_DATASET EXCERPTS_
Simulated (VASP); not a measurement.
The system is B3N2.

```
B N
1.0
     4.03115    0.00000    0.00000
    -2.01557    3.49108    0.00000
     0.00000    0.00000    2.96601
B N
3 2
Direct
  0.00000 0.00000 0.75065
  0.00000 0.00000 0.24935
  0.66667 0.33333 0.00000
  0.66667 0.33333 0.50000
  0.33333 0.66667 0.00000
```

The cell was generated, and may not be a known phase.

_TASK ITEM_
From the first line to the last, return the data exactly as written.

_EXERCISE ANSWER_
Simulated (VASP); not a measurement.
The system is B3N2.

```
B N
1.0
     4.03115    0.00000    0.00000
    -2.01557    3.49108    0.00000
     0.00000    0.00000    2.96601
B N
3 2
Direct
  0.00000 0.00000 0.75065
  0.00000 0.00000 0.24935
  0.66667 0.33333 0.00000
  0.66667 0.33333 0.50000
  0.33333 0.66667 0.00000
```

The cell was generated, and may not be a known phase.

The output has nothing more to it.